Work request: Please give again, word for word, the lines that lie between the start of the listing below and the line with "## Step 1: Set-up", both included.

── Records shown ──

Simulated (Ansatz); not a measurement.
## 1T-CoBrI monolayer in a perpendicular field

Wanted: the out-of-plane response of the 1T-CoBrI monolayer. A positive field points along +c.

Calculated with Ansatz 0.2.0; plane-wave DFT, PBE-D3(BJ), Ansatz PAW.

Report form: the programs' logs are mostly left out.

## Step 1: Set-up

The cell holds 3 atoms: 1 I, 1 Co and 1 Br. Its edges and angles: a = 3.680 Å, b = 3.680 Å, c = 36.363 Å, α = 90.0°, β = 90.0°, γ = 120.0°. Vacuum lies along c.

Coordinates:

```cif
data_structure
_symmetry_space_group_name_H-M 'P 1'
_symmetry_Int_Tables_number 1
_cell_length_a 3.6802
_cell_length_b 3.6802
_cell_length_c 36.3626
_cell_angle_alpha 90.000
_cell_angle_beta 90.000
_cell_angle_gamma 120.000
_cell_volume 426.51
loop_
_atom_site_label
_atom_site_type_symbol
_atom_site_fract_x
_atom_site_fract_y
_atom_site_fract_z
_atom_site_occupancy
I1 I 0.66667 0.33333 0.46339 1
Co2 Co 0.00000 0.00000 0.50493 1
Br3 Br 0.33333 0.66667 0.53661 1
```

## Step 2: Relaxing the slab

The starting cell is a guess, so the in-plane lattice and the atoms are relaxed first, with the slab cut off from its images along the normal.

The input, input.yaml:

───

Written solution:
Simulated (Ansatz); not a measurement.
## 1T-CoBrI monolayer in a perpendicular field

Wanted: the out-of-plane response of the 1T-CoBrI monolayer. A positive field points along +c.

Calculated with Ansatz 0.2.0; plane-wave DFT, PBE-D3(BJ), Ansatz PAW.

Report form: the programs' logs are mostly left out.

## Step 1: Set-up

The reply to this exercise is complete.